** INFORMATION SUPPLIED follows **

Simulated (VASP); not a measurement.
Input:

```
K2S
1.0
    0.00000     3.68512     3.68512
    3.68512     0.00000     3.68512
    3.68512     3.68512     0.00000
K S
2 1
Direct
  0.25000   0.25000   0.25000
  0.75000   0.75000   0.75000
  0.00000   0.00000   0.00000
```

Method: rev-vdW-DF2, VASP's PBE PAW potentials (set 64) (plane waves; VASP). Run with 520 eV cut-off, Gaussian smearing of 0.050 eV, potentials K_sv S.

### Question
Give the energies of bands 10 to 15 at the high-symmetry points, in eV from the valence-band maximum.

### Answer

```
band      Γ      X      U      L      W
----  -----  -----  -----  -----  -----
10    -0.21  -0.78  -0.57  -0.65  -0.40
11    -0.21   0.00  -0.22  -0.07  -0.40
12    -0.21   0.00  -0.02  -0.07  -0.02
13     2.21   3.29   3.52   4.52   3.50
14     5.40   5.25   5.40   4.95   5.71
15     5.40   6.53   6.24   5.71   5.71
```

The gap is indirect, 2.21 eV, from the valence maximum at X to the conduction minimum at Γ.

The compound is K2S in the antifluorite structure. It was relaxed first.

** End of INFORMATION SUPPLIED **

> TASK ITEM
Once you have read the entries above, copy them out exactly as they were given.

> TASK OUTPUT
Simulated (VASP); not a measurement.
Input:

```
K2S
1.0
    0.00000     3.68512     3.68512
    3.68512     0.00000     3.68512
    3.68512     3.68512     0.00000
K S
2 1
Direct
  0.25000   0.25000   0.25000
  0.75000   0.75000   0.75000
  0.00000   0.00000   0.00000
```

Method: rev-vdW-DF2, VASP's PBE PAW potentials (set 64) (plane waves; VASP). Run with 520 eV cut-off, Gaussian smearing of 0.050 eV, potentials K_sv S.

### Question
Give the energies of bands 10 to 15 at the high-symmetry points, in eV from the valence-band maximum.

### Answer

```
band      Γ      X      U      L      W
----  -----  -----  -----  -----  -----
10    -0.21  -0.78  -0.57  -0.65  -0.40
11    -0.21   0.00  -0.22  -0.07  -0.40
12    -0.21   0.00  -0.02  -0.07  -0.02
13     2.21   3.29   3.52   4.52   3.50
14     5.40   5.25   5.40   4.95   5.71
15     5.40   6.53   6.24   5.71   5.71
```

The gap is indirect, 2.21 eV, from the valence maximum at X to the conduction minimum at Γ.

The compound is K2S in the antifluorite structure. It was relaxed first.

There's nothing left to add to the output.